### Brief
Each line of the listing below should be restated word for word.

Top of Records supplied

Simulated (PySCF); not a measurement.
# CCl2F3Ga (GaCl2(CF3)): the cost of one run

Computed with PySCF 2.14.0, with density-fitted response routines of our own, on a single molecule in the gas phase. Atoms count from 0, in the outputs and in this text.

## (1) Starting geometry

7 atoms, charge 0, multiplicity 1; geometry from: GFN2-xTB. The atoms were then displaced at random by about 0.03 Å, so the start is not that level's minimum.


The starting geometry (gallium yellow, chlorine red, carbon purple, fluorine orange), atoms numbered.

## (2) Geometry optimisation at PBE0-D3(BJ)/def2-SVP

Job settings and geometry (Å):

Bottom of Records supplied

### Exercise response
Simulated (PySCF); not a measurement.
# CCl2F3Ga (GaCl2(CF3)): the cost of one run

Computed with PySCF 2.14.0, with density-fitted response routines of our own, on a single molecule in the gas phase. Atoms count from 0, in the outputs and in this text.

## (1) Starting geometry

7 atoms, charge 0, multiplicity 1; geometry from: GFN2-xTB. The atoms were then displaced at random by about 0.03 Å, so the start is not that level's minimum.


The starting geometry (gallium yellow, chlorine red, carbon purple, fluorine orange), atoms numbered.

## (2) Geometry optimisation at PBE0-D3(BJ)/def2-SVP

Job settings and geometry (Å):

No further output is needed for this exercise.